*WORK REQUEST*
Reproduce the data exactly, leaving nothing out.

*DATASET EXTRACT*
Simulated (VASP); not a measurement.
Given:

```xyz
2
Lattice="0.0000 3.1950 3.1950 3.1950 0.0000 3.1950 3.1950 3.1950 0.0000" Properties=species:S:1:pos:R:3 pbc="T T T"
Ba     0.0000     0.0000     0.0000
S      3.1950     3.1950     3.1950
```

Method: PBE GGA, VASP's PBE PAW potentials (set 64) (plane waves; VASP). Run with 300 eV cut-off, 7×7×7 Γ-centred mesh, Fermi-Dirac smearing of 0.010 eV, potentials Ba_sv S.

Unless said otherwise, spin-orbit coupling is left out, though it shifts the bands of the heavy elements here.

*EXPECTED ANSWER*
Simulated (VASP); not a measurement.
Given:

```xyz
2
Lattice="0.0000 3.1950 3.1950 3.1950 0.0000 3.1950 3.1950 3.1950 0.0000" Properties=species:S:1:pos:R:3 pbc="T T T"
Ba     0.0000     0.0000     0.0000
S      3.1950     3.1950     3.1950
```

Method: PBE GGA, VASP's PBE PAW potentials (set 64) (plane waves; VASP). Run with 300 eV cut-off, 7×7×7 Γ-centred mesh, Fermi-Dirac smearing of 0.010 eV, potentials Ba_sv S.

Unless said otherwise, spin-orbit coupling is left out, though it shifts the bands of the heavy elements here.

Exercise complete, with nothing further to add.